◆ Data provided
┄┄┄┄┄┄

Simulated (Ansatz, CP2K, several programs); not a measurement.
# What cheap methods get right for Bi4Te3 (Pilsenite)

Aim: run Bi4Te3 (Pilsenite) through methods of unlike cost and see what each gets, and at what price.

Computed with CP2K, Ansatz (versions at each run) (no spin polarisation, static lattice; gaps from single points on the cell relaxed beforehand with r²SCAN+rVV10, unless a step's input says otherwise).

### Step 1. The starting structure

┄┄┄┄┄┄

◆ Action item
Please write out the whole listing once more, exactly.

◆ Task solution
Simulated (Ansatz, CP2K, several programs); not a measurement.
# What cheap methods get right for Bi4Te3 (Pilsenite)

Aim: run Bi4Te3 (Pilsenite) through methods of unlike cost and see what each gets, and at what price.

Computed with CP2K, Ansatz (versions at each run) (no spin polarisation, static lattice; gaps from single points on the cell relaxed beforehand with r²SCAN+rVV10, unless a step's input says otherwise).

### Step 1. The starting structure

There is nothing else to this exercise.